= = = = = = =

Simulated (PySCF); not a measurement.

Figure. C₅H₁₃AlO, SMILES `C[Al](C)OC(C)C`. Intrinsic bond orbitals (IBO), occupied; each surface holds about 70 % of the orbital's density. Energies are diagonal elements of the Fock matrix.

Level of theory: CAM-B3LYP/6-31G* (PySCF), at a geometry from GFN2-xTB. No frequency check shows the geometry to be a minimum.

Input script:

= = = = = = =

From the data above, return every line from the line that has "Figure. C₅H₁₃AlO, SMILES" up to and including the line that has "Level of theory: CAM-B3LYP/6-31G*", exactly.

:: Exercise output ::
Figure. C₅H₁₃AlO, SMILES `C[Al](C)OC(C)C`. Intrinsic bond orbitals (IBO), occupied; each surface holds about 70 % of the orbital's density. Energies are diagonal elements of the Fock matrix.

Level of theory: CAM-B3LYP/6-31G* (PySCF), at a geometry from GFN2-xTB. No frequency check shows the geometry to be a minimum.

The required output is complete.